**REQUIRED ACTION:** Go through the entries below and print, exactly, the lines starting at the one with "(1) Estimate the" and ending at the one with "(1) 337 cm⁻¹.", keeping both ends and no others.

**RECORDED DATA:**
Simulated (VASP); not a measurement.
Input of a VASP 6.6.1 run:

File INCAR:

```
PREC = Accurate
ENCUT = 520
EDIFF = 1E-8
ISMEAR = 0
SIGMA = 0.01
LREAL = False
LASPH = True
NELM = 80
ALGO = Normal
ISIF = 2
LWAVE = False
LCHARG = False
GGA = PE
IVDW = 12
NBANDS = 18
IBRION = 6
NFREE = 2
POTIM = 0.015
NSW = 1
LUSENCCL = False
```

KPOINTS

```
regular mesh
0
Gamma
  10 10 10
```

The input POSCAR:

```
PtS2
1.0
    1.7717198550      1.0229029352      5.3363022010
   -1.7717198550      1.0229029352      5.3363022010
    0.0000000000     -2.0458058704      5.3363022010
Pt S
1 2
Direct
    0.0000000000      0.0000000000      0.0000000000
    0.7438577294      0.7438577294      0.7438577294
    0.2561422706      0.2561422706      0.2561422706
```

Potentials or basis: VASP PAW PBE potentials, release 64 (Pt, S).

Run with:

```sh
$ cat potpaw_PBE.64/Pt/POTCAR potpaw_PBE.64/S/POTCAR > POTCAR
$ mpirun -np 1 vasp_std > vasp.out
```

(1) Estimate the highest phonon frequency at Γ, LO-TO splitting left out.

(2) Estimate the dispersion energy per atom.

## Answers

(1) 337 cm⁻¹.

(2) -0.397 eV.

**ANSWER SPACE:**
(1) Estimate the highest phonon frequency at Γ, LO-TO splitting left out.

(2) Estimate the dispersion energy per atom.

## Answers

(1) 337 cm⁻¹.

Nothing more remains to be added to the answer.